▶ SUPPLIED INFORMATION:
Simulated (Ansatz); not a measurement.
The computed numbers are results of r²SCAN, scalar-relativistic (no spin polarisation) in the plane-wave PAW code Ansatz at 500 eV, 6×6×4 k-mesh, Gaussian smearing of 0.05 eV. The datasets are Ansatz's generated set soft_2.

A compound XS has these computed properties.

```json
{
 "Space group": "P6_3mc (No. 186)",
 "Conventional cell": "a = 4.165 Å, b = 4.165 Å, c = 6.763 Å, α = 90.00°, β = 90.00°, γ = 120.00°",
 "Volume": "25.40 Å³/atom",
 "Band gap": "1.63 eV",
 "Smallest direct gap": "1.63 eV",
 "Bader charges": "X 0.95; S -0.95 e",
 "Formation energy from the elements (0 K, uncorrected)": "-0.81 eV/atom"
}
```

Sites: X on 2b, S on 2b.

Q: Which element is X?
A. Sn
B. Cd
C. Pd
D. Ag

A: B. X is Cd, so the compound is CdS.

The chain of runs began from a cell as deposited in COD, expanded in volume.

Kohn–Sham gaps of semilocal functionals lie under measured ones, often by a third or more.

▶ ACTION ITEM:
Each record, from first to last, should be returned verbatim.

▶ WORKED SOLUTION:
Simulated (Ansatz); not a measurement.
The computed numbers are results of r²SCAN, scalar-relativistic (no spin polarisation) in the plane-wave PAW code Ansatz at 500 eV, 6×6×4 k-mesh, Gaussian smearing of 0.05 eV. The datasets are Ansatz's generated set soft_2.

A compound XS has these computed properties.

```json
{
 "Space group": "P6_3mc (No. 186)",
 "Conventional cell": "a = 4.165 Å, b = 4.165 Å, c = 6.763 Å, α = 90.00°, β = 90.00°, γ = 120.00°",
 "Volume": "25.40 Å³/atom",
 "Band gap": "1.63 eV",
 "Smallest direct gap": "1.63 eV",
 "Bader charges": "X 0.95; S -0.95 e",
 "Formation energy from the elements (0 K, uncorrected)": "-0.81 eV/atom"
}
```

Sites: X on 2b, S on 2b.

Q: Which element is X?
A. Sn
B. Cd
C. Pd
D. Ag

A: B. X is Cd, so the compound is CdS.

The chain of runs began from a cell as deposited in COD, expanded in volume.

Kohn–Sham gaps of semilocal functionals lie under measured ones, often by a third or more.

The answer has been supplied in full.